ASSIGNED TASK: Your answer must be the full listing below, repeated exactly.

################
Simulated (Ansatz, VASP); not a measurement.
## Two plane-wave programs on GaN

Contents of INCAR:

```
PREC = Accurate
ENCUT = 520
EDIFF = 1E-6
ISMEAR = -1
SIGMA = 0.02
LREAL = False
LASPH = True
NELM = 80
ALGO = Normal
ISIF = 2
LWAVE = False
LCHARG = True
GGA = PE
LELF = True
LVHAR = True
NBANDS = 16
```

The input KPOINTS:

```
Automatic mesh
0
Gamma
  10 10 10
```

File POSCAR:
################

WRITTEN RESPONSE:
Simulated (Ansatz, VASP); not a measurement.
## Two plane-wave programs on GaN

Contents of INCAR:

```
PREC = Accurate
ENCUT = 520
EDIFF = 1E-6
ISMEAR = -1
SIGMA = 0.02
LREAL = False
LASPH = True
NELM = 80
ALGO = Normal
ISIF = 2
LWAVE = False
LCHARG = True
GGA = PE
LELF = True
LVHAR = True
NBANDS = 16
```

The input KPOINTS:

```
Automatic mesh
0
Gamma
  10 10 10
```

File POSCAR:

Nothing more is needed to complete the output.